'''

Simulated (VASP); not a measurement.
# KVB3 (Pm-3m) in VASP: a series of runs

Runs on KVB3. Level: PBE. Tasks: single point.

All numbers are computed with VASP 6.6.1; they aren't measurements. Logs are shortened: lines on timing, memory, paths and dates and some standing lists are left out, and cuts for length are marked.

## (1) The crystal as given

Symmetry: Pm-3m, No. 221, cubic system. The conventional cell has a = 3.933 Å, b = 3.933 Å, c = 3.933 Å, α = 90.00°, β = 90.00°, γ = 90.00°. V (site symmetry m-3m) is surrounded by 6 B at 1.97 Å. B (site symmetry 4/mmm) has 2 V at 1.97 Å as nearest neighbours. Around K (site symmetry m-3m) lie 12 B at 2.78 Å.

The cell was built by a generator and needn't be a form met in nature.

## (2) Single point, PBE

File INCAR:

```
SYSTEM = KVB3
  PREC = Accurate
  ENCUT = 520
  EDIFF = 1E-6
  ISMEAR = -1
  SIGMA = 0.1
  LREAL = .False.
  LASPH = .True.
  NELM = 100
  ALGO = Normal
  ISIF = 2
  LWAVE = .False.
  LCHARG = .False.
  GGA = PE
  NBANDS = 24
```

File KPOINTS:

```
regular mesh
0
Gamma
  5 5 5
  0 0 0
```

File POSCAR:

'''

WORK INSTRUCTION:
Produce only the lines from the line containing "Runs on KVB3." through the line containing "## (1) The crystal as given", inclusive of both, exactly as they stand in the entries above.

EXERCISE ANSWER:
Runs on KVB3. Level: PBE. Tasks: single point.

All numbers are computed with VASP 6.6.1; they aren't measurements. Logs are shortened: lines on timing, memory, paths and dates and some standing lists are left out, and cuts for length are marked.

## (1) The crystal as given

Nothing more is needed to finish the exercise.